——

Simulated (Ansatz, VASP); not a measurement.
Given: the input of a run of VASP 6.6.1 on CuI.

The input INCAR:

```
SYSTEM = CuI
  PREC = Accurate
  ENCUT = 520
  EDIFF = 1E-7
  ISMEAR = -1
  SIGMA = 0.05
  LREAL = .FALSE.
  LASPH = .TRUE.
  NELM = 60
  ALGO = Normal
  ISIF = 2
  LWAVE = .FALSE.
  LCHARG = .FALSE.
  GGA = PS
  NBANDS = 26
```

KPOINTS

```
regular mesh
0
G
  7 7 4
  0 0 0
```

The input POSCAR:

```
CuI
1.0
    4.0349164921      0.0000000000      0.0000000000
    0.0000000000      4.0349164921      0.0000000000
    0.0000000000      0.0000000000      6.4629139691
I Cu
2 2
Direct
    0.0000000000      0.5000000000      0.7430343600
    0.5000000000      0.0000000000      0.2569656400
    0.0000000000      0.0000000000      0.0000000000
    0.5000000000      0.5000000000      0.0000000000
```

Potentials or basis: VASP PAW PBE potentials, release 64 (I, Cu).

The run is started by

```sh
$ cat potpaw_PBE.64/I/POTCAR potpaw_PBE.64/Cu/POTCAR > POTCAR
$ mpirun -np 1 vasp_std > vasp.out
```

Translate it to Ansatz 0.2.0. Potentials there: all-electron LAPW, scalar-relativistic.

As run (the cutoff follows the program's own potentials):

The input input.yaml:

——

Repeat, word for word, the lines above between the line holding "The run is started by" and the line holding "Translate it to", inclusive; omit everything else.

The run is started by

```sh
$ cat potpaw_PBE.64/I/POTCAR potpaw_PBE.64/Cu/POTCAR > POTCAR
$ mpirun -np 1 vasp_std > vasp.out
```

Translate it to Ansatz 0.2.0. Potentials there: all-electron LAPW, scalar-relativistic.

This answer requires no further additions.